Starting at the first line of the data below, write out each line exactly until you reach the line containing "Q: Fit y = c1", and include that line too.

####################

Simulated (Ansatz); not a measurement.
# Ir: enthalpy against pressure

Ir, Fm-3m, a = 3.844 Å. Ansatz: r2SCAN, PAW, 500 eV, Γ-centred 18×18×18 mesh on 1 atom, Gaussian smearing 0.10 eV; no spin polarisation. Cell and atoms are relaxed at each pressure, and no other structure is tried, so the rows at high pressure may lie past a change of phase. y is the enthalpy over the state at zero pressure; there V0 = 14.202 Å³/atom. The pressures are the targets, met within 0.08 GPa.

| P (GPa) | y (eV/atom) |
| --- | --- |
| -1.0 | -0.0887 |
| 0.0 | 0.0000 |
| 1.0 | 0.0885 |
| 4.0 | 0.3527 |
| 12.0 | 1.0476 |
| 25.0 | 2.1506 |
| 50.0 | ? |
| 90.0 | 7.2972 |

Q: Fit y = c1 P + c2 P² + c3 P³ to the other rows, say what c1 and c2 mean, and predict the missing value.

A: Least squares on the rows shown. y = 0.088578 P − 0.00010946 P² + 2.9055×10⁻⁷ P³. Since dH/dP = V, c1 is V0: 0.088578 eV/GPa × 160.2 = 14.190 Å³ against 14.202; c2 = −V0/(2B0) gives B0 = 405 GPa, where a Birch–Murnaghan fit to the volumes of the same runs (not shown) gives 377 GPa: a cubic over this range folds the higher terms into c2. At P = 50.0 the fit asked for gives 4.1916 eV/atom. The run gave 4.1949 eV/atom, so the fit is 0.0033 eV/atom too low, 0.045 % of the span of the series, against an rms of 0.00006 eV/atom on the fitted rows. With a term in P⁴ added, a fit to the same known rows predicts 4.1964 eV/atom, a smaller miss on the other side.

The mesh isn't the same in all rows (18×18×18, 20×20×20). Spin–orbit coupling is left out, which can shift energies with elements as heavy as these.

####################

Answer box
Simulated (Ansatz); not a measurement.
# Ir: enthalpy against pressure

Ir, Fm-3m, a = 3.844 Å. Ansatz: r2SCAN, PAW, 500 eV, Γ-centred 18×18×18 mesh on 1 atom, Gaussian smearing 0.10 eV; no spin polarisation. Cell and atoms are relaxed at each pressure, and no other structure is tried, so the rows at high pressure may lie past a change of phase. y is the enthalpy over the state at zero pressure; there V0 = 14.202 Å³/atom. The pressures are the targets, met within 0.08 GPa.

| P (GPa) | y (eV/atom) |
| --- | --- |
| -1.0 | -0.0887 |
| 0.0 | 0.0000 |
| 1.0 | 0.0885 |
| 4.0 | 0.3527 |
| 12.0 | 1.0476 |
| 25.0 | 2.1506 |
| 50.0 | ? |
| 90.0 | 7.2972 |

Q: Fit y = c1 P + c2 P² + c3 P³ to the other rows, say what c1 and c2 mean, and predict the missing value.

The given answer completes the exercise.